_EXERCISE_: What is wanted is an exact copy of the lines from the top of the listing through the line containing "Its results: band".

RECORDED DATA START

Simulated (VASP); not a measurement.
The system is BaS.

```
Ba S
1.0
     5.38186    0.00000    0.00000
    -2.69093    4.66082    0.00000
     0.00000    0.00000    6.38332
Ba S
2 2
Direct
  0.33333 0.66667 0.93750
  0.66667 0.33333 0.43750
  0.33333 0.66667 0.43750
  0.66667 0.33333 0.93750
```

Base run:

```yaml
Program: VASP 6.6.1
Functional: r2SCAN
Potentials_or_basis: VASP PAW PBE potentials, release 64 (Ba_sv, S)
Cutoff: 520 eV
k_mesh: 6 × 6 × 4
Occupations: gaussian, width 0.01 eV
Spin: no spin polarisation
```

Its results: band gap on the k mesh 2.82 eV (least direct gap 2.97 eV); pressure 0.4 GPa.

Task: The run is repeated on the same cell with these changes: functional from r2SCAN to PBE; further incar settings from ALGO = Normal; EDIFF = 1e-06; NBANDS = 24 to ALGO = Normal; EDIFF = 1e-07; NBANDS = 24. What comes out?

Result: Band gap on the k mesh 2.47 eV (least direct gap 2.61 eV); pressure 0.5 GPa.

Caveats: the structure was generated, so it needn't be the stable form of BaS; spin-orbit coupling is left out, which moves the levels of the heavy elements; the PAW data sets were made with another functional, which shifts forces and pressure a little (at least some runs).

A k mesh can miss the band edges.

RECORDED DATA END

_ANSWER AREA_:
Simulated (VASP); not a measurement.
The system is BaS.

```
Ba S
1.0
     5.38186    0.00000    0.00000
    -2.69093    4.66082    0.00000
     0.00000    0.00000    6.38332
Ba S
2 2
Direct
  0.33333 0.66667 0.93750
  0.66667 0.33333 0.43750
  0.33333 0.66667 0.43750
  0.66667 0.33333 0.93750
```

Base run:

```yaml
Program: VASP 6.6.1
Functional: r2SCAN
Potentials_or_basis: VASP PAW PBE potentials, release 64 (Ba_sv, S)
Cutoff: 520 eV
k_mesh: 6 × 6 × 4
Occupations: gaussian, width 0.01 eV
Spin: no spin polarisation
```

Its results: band gap on the k mesh 2.82 eV (least direct gap 2.97 eV); pressure 0.4 GPa.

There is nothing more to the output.